WORK TASK:
Return the records exactly as they are.

PROVIDED MATERIAL:
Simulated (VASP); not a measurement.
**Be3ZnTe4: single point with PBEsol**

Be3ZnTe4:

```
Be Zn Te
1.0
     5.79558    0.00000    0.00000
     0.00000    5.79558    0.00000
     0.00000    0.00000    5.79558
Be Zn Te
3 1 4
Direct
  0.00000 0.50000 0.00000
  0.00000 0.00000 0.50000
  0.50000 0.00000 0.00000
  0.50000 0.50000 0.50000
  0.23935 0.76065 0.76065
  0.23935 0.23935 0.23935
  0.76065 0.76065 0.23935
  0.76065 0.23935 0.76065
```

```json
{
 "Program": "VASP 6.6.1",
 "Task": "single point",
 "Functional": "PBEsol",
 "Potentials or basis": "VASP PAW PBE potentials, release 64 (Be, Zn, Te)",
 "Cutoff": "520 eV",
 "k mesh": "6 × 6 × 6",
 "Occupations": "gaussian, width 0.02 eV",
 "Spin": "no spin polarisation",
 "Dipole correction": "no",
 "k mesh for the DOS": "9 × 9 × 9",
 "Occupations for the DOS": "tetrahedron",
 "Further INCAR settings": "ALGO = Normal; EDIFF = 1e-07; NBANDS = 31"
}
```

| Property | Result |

TASK SOLUTION:
Simulated (VASP); not a measurement.
**Be3ZnTe4: single point with PBEsol**

Be3ZnTe4:

```
Be Zn Te
1.0
     5.79558    0.00000    0.00000
     0.00000    5.79558    0.00000
     0.00000    0.00000    5.79558
Be Zn Te
3 1 4
Direct
  0.00000 0.50000 0.00000
  0.00000 0.00000 0.50000
  0.50000 0.00000 0.00000
  0.50000 0.50000 0.50000
  0.23935 0.76065 0.76065
  0.23935 0.23935 0.23935
  0.76065 0.76065 0.23935
  0.76065 0.23935 0.76065
```

```json
{
 "Program": "VASP 6.6.1",
 "Task": "single point",
 "Functional": "PBEsol",
 "Potentials or basis": "VASP PAW PBE potentials, release 64 (Be, Zn, Te)",
 "Cutoff": "520 eV",
 "k mesh": "6 × 6 × 6",
 "Occupations": "gaussian, width 0.02 eV",
 "Spin": "no spin polarisation",
 "Dipole correction": "no",
 "k mesh for the DOS": "9 × 9 × 9",
 "Occupations for the DOS": "tetrahedron",
 "Further INCAR settings": "ALGO = Normal; EDIFF = 1e-07; NBANDS = 31"
}
```

| Property | Result |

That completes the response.